THE DATA Block Start

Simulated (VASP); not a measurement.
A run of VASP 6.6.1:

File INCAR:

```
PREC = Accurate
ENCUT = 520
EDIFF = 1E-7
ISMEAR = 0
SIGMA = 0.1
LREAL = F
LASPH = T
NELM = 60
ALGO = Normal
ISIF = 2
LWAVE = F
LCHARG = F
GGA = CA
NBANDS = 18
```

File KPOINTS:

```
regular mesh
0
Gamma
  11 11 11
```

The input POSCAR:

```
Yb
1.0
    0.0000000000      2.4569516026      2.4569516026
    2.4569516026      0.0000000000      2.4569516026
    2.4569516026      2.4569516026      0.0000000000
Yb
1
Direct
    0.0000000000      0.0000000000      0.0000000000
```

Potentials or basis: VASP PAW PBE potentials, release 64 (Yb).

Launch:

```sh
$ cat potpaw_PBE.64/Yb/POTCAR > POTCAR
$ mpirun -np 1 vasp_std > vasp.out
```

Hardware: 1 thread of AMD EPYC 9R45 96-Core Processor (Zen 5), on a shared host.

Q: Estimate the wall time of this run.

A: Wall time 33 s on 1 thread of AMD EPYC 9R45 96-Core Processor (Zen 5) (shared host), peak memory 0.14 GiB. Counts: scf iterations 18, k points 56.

THE DATA Block End

- EXERCISE
Copy the records above exactly, beginning at the line that contains "Potentials or basis: VASP" and stopping after the line that contains "Hardware: 1 thread".

- TASK SOLUTION
Potentials or basis: VASP PAW PBE potentials, release 64 (Yb).

Launch:

```sh
$ cat potpaw_PBE.64/Yb/POTCAR > POTCAR
$ mpirun -np 1 vasp_std > vasp.out
```

Hardware: 1 thread of AMD EPYC 9R45 96-Core Processor (Zen 5), on a shared host.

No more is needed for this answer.